**Work instruction**: Return all the records, each one exactly as given.

**Study material**:
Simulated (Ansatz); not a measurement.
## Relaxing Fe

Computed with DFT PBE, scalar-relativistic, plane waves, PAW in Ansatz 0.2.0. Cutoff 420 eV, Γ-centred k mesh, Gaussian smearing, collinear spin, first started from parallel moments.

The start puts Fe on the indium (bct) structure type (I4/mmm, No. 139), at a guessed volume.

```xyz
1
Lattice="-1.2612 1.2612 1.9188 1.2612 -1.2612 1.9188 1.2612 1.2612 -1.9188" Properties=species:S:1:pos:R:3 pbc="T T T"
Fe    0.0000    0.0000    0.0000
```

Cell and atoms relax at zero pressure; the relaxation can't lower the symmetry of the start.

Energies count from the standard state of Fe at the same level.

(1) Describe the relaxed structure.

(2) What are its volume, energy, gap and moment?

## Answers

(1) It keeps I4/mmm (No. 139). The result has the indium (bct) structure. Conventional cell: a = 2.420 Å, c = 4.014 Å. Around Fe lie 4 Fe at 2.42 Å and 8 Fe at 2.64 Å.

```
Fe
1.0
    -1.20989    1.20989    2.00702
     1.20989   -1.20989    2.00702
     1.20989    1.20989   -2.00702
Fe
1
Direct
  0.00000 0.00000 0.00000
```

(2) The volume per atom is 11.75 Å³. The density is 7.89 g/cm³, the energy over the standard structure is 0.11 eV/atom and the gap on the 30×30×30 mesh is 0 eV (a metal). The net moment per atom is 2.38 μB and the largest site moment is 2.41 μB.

**Task result**:
Simulated (Ansatz); not a measurement.
## Relaxing Fe

Computed with DFT PBE, scalar-relativistic, plane waves, PAW in Ansatz 0.2.0. Cutoff 420 eV, Γ-centred k mesh, Gaussian smearing, collinear spin, first started from parallel moments.

The start puts Fe on the indium (bct) structure type (I4/mmm, No. 139), at a guessed volume.

```xyz
1
Lattice="-1.2612 1.2612 1.9188 1.2612 -1.2612 1.9188 1.2612 1.2612 -1.9188" Properties=species:S:1:pos:R:3 pbc="T T T"
Fe    0.0000    0.0000    0.0000
```

Cell and atoms relax at zero pressure; the relaxation can't lower the symmetry of the start.

Energies count from the standard state of Fe at the same level.

(1) Describe the relaxed structure.

(2) What are its volume, energy, gap and moment?

## Answers

(1) It keeps I4/mmm (No. 139). The result has the indium (bct) structure. Conventional cell: a = 2.420 Å, c = 4.014 Å. Around Fe lie 4 Fe at 2.42 Å and 8 Fe at 2.64 Å.

```
Fe
1.0
    -1.20989    1.20989    2.00702
     1.20989   -1.20989    2.00702
     1.20989    1.20989   -2.00702
Fe
1
Direct
  0.00000 0.00000 0.00000
```

(2) The volume per atom is 11.75 Å³. The density is 7.89 g/cm³, the energy over the standard structure is 0.11 eV/atom and the gap on the 30×30×30 mesh is 0 eV (a metal). The net moment per atom is 2.38 μB and the largest site moment is 2.41 μB.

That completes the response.